**Assigned task**
Please transcribe exactly, and only, the lines of the data below between the line holding "### Step 1. Starting point" and the line holding "Harmonic phonons are", inclusive.

**Given records**
********
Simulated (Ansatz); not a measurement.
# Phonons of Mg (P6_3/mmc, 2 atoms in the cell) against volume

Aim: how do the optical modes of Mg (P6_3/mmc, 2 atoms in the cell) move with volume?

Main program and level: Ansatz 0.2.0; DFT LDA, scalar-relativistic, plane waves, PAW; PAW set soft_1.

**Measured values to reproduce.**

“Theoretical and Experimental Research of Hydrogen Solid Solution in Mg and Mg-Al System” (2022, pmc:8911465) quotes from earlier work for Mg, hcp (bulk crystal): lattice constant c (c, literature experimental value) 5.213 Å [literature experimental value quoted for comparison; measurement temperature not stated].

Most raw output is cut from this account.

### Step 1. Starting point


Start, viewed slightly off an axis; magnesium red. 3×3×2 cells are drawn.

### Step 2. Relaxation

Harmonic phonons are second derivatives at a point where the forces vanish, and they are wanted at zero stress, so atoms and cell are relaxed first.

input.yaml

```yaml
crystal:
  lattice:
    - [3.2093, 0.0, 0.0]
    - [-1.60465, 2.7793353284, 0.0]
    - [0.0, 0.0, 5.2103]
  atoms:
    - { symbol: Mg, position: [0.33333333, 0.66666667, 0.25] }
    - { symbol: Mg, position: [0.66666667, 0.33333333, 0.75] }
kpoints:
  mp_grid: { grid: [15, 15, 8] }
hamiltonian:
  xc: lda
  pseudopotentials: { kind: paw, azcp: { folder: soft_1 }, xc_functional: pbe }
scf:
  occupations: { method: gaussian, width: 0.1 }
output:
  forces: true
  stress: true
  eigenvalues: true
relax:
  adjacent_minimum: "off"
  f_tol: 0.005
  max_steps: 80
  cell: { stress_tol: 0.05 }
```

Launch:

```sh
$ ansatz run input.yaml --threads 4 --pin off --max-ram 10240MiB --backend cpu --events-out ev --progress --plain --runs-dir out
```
********

**Exercise output**
### Step 1. Starting point


Start, viewed slightly off an axis; magnesium red. 3×3×2 cells are drawn.

### Step 2. Relaxation

Harmonic phonons are second derivatives at a point where the forces vanish, and they are wanted at zero stress, so atoms and cell are relaxed first.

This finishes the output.